**Work request**
Restate the data that follows exactly as it stands, beginning with the first line and ending with the line that contains "VASP ran with".

++++++++++++++++++++

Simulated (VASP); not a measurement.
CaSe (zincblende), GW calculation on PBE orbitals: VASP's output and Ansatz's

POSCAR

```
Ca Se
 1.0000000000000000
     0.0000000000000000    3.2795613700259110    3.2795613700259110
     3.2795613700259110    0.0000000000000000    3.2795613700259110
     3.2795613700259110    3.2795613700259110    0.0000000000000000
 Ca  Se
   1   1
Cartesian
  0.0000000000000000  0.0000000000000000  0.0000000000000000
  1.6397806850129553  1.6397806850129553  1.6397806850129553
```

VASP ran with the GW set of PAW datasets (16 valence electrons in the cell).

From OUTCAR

++++++++++++++++++++

**Worked solution**
Simulated (VASP); not a measurement.
CaSe (zincblende), GW calculation on PBE orbitals: VASP's output and Ansatz's

POSCAR

```
Ca Se
 1.0000000000000000
     0.0000000000000000    3.2795613700259110    3.2795613700259110
     3.2795613700259110    0.0000000000000000    3.2795613700259110
     3.2795613700259110    3.2795613700259110    0.0000000000000000
 Ca  Se
   1   1
Cartesian
  0.0000000000000000  0.0000000000000000  0.0000000000000000
  1.6397806850129553  1.6397806850129553  1.6397806850129553
```

VASP ran with the GW set of PAW datasets (16 valence electrons in the cell).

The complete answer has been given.